Action item ▸ Write out the entries below exactly. End with the line that contains "C3H7NSi: 12 atoms, total".

___ Data extract

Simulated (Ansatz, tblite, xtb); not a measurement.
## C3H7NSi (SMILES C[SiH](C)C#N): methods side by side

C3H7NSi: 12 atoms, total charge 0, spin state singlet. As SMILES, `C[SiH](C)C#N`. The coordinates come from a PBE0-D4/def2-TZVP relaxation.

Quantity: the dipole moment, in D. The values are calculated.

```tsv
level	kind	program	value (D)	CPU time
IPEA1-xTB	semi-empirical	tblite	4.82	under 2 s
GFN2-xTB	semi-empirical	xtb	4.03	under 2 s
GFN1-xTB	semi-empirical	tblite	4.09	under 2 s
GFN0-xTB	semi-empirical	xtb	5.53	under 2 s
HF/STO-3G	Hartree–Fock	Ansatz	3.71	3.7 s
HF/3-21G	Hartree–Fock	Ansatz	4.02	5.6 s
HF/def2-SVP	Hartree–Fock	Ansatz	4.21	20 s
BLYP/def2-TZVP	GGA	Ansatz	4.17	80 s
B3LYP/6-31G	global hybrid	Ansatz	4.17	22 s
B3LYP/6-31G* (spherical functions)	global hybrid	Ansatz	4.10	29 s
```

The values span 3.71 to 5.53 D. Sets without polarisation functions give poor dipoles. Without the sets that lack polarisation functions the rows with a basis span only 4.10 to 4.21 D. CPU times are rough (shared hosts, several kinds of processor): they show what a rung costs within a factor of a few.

______

Your solution ▸
Simulated (Ansatz, tblite, xtb); not a measurement.
## C3H7NSi (SMILES C[SiH](C)C#N): methods side by side

C3H7NSi: 12 atoms, total charge 0, spin state singlet. As SMILES, `C[SiH](C)C#N`. The coordinates come from a PBE0-D4/def2-TZVP relaxation.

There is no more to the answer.